▶ [REQUIREMENT]:
Everything from the first line of the records to the line containing "Atomic charges of", inclusive, is to be extracted exactly, and nothing more.

****************************************

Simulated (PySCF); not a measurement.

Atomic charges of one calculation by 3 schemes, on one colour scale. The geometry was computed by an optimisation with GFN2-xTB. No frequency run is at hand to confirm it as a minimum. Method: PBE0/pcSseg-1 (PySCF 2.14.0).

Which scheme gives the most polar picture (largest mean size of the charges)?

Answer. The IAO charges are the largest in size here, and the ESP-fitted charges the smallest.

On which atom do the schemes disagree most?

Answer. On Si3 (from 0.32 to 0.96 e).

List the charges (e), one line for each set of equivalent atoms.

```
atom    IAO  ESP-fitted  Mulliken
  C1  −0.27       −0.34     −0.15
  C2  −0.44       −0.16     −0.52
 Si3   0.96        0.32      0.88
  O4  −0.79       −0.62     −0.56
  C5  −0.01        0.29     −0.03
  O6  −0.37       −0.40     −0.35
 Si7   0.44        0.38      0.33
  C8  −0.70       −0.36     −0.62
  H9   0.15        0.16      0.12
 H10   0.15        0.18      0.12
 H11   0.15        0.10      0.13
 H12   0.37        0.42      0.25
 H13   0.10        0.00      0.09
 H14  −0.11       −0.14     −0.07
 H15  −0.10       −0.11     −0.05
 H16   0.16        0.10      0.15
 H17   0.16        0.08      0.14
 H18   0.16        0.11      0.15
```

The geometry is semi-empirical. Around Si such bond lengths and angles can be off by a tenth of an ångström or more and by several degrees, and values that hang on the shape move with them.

****************************************

▶ [TASK ANSWER]:
Simulated (PySCF); not a measurement.

Atomic charges of one calculation by 3 schemes, on one colour scale. The geometry was computed by an optimisation with GFN2-xTB. No frequency run is at hand to confirm it as a minimum. Method: PBE0/pcSseg-1 (PySCF 2.14.0).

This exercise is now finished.